= Assignment =
When you reach the line containing "Simulation results for" in the records below, start copying exactly, and stop once you have copied the line containing "Settings shared by".

= Available data =
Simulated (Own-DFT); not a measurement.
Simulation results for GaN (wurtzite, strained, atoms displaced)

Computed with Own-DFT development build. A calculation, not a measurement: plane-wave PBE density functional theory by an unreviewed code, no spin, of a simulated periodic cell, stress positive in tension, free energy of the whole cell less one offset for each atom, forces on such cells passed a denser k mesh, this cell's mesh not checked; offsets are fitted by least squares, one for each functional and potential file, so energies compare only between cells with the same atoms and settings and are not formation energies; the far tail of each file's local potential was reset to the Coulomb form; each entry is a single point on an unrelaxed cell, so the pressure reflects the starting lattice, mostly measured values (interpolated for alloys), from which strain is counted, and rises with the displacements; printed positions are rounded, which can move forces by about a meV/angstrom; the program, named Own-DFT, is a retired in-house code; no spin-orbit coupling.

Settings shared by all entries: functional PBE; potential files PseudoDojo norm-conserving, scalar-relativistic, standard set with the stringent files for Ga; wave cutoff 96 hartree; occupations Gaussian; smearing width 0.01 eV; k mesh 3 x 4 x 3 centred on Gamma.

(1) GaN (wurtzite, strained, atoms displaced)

= Response box =
Simulation results for GaN (wurtzite, strained, atoms displaced)

Computed with Own-DFT development build. A calculation, not a measurement: plane-wave PBE density functional theory by an unreviewed code, no spin, of a simulated periodic cell, stress positive in tension, free energy of the whole cell less one offset for each atom, forces on such cells passed a denser k mesh, this cell's mesh not checked; offsets are fitted by least squares, one for each functional and potential file, so energies compare only between cells with the same atoms and settings and are not formation energies; the far tail of each file's local potential was reset to the Coulomb form; each entry is a single point on an unrelaxed cell, so the pressure reflects the starting lattice, mostly measured values (interpolated for alloys), from which strain is counted, and rises with the displacements; printed positions are rounded, which can move forces by about a meV/angstrom; the program, named Own-DFT, is a retired in-house code; no spin-orbit coupling.

Settings shared by all entries: functional PBE; potential files PseudoDojo norm-conserving, scalar-relativistic, standard set with the stringent files for Ga; wave cutoff 96 hartree; occupations Gaussian; smearing width 0.01 eV; k mesh 3 x 4 x 3 centred on Gamma.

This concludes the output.